--- Data under study Enclosed Below ---

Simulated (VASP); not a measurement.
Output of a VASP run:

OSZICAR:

--- End of Enclosed Data under study ---

Print all of the data exactly as it was given.

> Solution
Simulated (VASP); not a measurement.
Output of a VASP run:

OSZICAR:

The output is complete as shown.